All of the entries must be duplicated exactly.

__________
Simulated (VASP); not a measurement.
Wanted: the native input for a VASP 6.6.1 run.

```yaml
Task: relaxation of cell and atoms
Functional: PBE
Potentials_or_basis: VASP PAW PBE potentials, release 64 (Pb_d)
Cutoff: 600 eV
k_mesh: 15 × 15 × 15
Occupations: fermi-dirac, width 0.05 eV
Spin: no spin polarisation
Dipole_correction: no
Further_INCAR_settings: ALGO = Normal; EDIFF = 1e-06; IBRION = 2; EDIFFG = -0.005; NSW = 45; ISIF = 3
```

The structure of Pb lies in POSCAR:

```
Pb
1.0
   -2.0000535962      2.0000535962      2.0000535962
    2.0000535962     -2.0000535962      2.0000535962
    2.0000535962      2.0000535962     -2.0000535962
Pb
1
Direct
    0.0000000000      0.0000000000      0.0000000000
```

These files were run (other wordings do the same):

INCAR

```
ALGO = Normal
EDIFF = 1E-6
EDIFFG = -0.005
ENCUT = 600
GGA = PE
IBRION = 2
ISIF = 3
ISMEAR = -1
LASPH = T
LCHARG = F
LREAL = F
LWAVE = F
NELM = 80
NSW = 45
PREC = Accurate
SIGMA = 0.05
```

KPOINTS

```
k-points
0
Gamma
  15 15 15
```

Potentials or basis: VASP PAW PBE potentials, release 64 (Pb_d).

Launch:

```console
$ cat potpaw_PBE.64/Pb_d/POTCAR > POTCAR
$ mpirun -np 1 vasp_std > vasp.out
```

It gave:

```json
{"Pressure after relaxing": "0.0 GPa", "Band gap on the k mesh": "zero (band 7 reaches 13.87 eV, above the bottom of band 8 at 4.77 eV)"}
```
__________

**Task solution**
Simulated (VASP); not a measurement.
Wanted: the native input for a VASP 6.6.1 run.

```yaml
Task: relaxation of cell and atoms
Functional: PBE
Potentials_or_basis: VASP PAW PBE potentials, release 64 (Pb_d)
Cutoff: 600 eV
k_mesh: 15 × 15 × 15
Occupations: fermi-dirac, width 0.05 eV
Spin: no spin polarisation
Dipole_correction: no
Further_INCAR_settings: ALGO = Normal; EDIFF = 1e-06; IBRION = 2; EDIFFG = -0.005; NSW = 45; ISIF = 3
```

The structure of Pb lies in POSCAR:

```
Pb
1.0
   -2.0000535962      2.0000535962      2.0000535962
    2.0000535962     -2.0000535962      2.0000535962
    2.0000535962      2.0000535962     -2.0000535962
Pb
1
Direct
    0.0000000000      0.0000000000      0.0000000000
```

These files were run (other wordings do the same):

INCAR

```
ALGO = Normal
EDIFF = 1E-6
EDIFFG = -0.005
ENCUT = 600
GGA = PE
IBRION = 2
ISIF = 3
ISMEAR = -1
LASPH = T
LCHARG = F
LREAL = F
LWAVE = F
NELM = 80
NSW = 45
PREC = Accurate
SIGMA = 0.05
```

KPOINTS

```
k-points
0
Gamma
  15 15 15
```

Potentials or basis: VASP PAW PBE potentials, release 64 (Pb_d).

Launch:

```console
$ cat potpaw_PBE.64/Pb_d/POTCAR > POTCAR
$ mpirun -np 1 vasp_std > vasp.out
```

It gave:

```json
{"Pressure after relaxing": "0.0 GPa", "Band gap on the k mesh": "zero (band 7 reaches 13.87 eV, above the bottom of band 8 at 4.77 eV)"}
```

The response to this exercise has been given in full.